Return exactly the lines of the records below, starting at the line that contains "YGa3N4, space group" and ending at the line that contains "This one geometry", with both of those lines kept.

======== Stored data ========

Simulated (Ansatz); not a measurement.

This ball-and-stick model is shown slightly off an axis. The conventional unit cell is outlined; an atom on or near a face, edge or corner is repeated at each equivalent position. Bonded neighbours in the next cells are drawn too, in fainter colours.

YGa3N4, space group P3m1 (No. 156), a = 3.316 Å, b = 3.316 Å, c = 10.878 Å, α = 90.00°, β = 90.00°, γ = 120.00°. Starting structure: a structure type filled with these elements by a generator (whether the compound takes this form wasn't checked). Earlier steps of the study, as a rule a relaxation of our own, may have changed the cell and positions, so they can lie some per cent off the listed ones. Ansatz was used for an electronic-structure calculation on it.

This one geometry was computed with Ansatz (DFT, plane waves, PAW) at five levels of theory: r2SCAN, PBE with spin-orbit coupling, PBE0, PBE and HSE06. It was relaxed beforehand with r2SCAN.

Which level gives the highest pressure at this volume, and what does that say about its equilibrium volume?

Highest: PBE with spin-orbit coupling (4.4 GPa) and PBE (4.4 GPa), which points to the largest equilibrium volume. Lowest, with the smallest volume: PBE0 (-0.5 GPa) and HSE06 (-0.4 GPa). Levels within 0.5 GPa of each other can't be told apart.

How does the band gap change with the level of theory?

========

(Response box):
YGa3N4, space group P3m1 (No. 156), a = 3.316 Å, b = 3.316 Å, c = 10.878 Å, α = 90.00°, β = 90.00°, γ = 120.00°. Starting structure: a structure type filled with these elements by a generator (whether the compound takes this form wasn't checked). Earlier steps of the study, as a rule a relaxation of our own, may have changed the cell and positions, so they can lie some per cent off the listed ones. Ansatz was used for an electronic-structure calculation on it.

This one geometry was computed with Ansatz (DFT, plane waves, PAW) at five levels of theory: r2SCAN, PBE with spin-orbit coupling, PBE0, PBE and HSE06. It was relaxed beforehand with r2SCAN.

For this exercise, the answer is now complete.